Action item:
Nothing after the line containing "A k mesh can" belongs in the answer; write out exactly every line from the start of the material up to it, including it.

+---+

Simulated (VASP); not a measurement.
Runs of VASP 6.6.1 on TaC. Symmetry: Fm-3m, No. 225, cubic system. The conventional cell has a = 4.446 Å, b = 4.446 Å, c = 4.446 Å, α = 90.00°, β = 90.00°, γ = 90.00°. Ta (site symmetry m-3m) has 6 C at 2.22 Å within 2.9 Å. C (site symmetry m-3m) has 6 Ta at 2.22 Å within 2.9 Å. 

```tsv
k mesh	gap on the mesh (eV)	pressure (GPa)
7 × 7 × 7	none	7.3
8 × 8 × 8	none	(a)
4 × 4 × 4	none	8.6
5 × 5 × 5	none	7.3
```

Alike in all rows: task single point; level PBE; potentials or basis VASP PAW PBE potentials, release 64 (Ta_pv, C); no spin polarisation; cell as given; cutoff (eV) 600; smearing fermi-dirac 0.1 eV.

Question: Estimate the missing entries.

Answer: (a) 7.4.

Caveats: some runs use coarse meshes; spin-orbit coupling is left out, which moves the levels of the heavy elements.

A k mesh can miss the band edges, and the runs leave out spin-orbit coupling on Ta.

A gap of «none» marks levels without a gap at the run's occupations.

+---+

Solution:
Simulated (VASP); not a measurement.
Runs of VASP 6.6.1 on TaC. Symmetry: Fm-3m, No. 225, cubic system. The conventional cell has a = 4.446 Å, b = 4.446 Å, c = 4.446 Å, α = 90.00°, β = 90.00°, γ = 90.00°. Ta (site symmetry m-3m) has 6 C at 2.22 Å within 2.9 Å. C (site symmetry m-3m) has 6 Ta at 2.22 Å within 2.9 Å. 

```tsv
k mesh	gap on the mesh (eV)	pressure (GPa)
7 × 7 × 7	none	7.3
8 × 8 × 8	none	(a)
4 × 4 × 4	none	8.6
5 × 5 × 5	none	7.3
```

Alike in all rows: task single point; level PBE; potentials or basis VASP PAW PBE potentials, release 64 (Ta_pv, C); no spin polarisation; cell as given; cutoff (eV) 600; smearing fermi-dirac 0.1 eV.

Question: Estimate the missing entries.

Answer: (a) 7.4.

Caveats: some runs use coarse meshes; spin-orbit coupling is left out, which moves the levels of the heavy elements.

A k mesh can miss the band edges, and the runs leave out spin-orbit coupling on Ta.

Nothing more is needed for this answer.